#####

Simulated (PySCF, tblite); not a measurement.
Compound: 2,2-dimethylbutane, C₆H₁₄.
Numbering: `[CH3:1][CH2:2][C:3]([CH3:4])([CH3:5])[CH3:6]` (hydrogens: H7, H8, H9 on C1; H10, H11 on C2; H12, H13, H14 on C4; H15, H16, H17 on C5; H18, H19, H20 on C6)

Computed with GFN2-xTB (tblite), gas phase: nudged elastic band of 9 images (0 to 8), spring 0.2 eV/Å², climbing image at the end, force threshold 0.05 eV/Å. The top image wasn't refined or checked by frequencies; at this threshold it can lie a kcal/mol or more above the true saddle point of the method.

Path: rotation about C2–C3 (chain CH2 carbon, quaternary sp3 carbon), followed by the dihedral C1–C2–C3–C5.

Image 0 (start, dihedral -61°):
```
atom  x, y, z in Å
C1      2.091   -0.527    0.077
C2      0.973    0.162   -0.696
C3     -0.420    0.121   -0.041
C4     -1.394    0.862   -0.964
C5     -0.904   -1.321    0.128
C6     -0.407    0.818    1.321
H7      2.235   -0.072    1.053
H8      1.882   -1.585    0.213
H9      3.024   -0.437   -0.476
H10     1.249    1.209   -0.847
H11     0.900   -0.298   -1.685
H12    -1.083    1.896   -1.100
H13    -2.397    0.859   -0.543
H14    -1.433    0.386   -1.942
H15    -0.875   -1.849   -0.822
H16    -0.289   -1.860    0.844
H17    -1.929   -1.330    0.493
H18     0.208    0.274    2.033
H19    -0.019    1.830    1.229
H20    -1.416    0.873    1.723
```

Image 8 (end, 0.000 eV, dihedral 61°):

#####

_Work instruction:_ Take the entries above and repeat them. Alter nothing.

_Exercise solution:_
Simulated (PySCF, tblite); not a measurement.
Compound: 2,2-dimethylbutane, C₆H₁₄.
Numbering: `[CH3:1][CH2:2][C:3]([CH3:4])([CH3:5])[CH3:6]` (hydrogens: H7, H8, H9 on C1; H10, H11 on C2; H12, H13, H14 on C4; H15, H16, H17 on C5; H18, H19, H20 on C6)

Computed with GFN2-xTB (tblite), gas phase: nudged elastic band of 9 images (0 to 8), spring 0.2 eV/Å², climbing image at the end, force threshold 0.05 eV/Å. The top image wasn't refined or checked by frequencies; at this threshold it can lie a kcal/mol or more above the true saddle point of the method.

Path: rotation about C2–C3 (chain CH2 carbon, quaternary sp3 carbon), followed by the dihedral C1–C2–C3–C5.

Image 0 (start, dihedral -61°):
```
atom  x, y, z in Å
C1      2.091   -0.527    0.077
C2      0.973    0.162   -0.696
C3     -0.420    0.121   -0.041
C4     -1.394    0.862   -0.964
C5     -0.904   -1.321    0.128
C6     -0.407    0.818    1.321
H7      2.235   -0.072    1.053
H8      1.882   -1.585    0.213
H9      3.024   -0.437   -0.476
H10     1.249    1.209   -0.847
H11     0.900   -0.298   -1.685
H12    -1.083    1.896   -1.100
H13    -2.397    0.859   -0.543
H14    -1.433    0.386   -1.942
H15    -0.875   -1.849   -0.822
H16    -0.289   -1.860    0.844
H17    -1.929   -1.330    0.493
H18     0.208    0.274    2.033
H19    -0.019    1.830    1.229
H20    -1.416    0.873    1.723
```

Image 8 (end, 0.000 eV, dihedral 61°):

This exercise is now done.